Dataset excerpts:
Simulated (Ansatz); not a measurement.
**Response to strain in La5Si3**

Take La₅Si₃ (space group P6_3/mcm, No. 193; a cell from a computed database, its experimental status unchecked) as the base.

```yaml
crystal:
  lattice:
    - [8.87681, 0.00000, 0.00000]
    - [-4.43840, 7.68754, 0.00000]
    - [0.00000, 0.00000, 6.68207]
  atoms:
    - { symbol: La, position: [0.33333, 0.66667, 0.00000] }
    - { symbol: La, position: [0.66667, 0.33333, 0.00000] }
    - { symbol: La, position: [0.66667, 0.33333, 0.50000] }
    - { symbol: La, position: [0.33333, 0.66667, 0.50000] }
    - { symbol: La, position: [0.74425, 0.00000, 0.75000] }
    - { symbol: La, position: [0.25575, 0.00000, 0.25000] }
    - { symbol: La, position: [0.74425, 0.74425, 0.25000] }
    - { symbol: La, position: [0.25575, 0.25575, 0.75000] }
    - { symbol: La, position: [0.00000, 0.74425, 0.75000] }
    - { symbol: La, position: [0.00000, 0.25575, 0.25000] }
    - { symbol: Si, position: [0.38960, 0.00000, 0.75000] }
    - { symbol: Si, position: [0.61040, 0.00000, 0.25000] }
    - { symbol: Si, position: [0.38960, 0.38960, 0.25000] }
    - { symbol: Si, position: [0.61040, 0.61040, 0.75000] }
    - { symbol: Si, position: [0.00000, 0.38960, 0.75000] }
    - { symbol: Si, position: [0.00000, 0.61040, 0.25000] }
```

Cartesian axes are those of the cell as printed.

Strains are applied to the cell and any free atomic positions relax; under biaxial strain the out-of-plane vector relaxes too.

Requirement:
Write every line of the material out again exactly.

Your solution:
Simulated (Ansatz); not a measurement.
**Response to strain in La5Si3**

Take La₅Si₃ (space group P6_3/mcm, No. 193; a cell from a computed database, its experimental status unchecked) as the base.

```yaml
crystal:
  lattice:
    - [8.87681, 0.00000, 0.00000]
    - [-4.43840, 7.68754, 0.00000]
    - [0.00000, 0.00000, 6.68207]
  atoms:
    - { symbol: La, position: [0.33333, 0.66667, 0.00000] }
    - { symbol: La, position: [0.66667, 0.33333, 0.00000] }
    - { symbol: La, position: [0.66667, 0.33333, 0.50000] }
    - { symbol: La, position: [0.33333, 0.66667, 0.50000] }
    - { symbol: La, position: [0.74425, 0.00000, 0.75000] }
    - { symbol: La, position: [0.25575, 0.00000, 0.25000] }
    - { symbol: La, position: [0.74425, 0.74425, 0.25000] }
    - { symbol: La, position: [0.25575, 0.25575, 0.75000] }
    - { symbol: La, position: [0.00000, 0.74425, 0.75000] }
    - { symbol: La, position: [0.00000, 0.25575, 0.25000] }
    - { symbol: Si, position: [0.38960, 0.00000, 0.75000] }
    - { symbol: Si, position: [0.61040, 0.00000, 0.25000] }
    - { symbol: Si, position: [0.38960, 0.38960, 0.25000] }
    - { symbol: Si, position: [0.61040, 0.61040, 0.75000] }
    - { symbol: Si, position: [0.00000, 0.38960, 0.75000] }
    - { symbol: Si, position: [0.00000, 0.61040, 0.25000] }
```

Cartesian axes are those of the cell as printed.

Strains are applied to the cell and any free atomic positions relax; under biaxial strain the out-of-plane vector relaxes too.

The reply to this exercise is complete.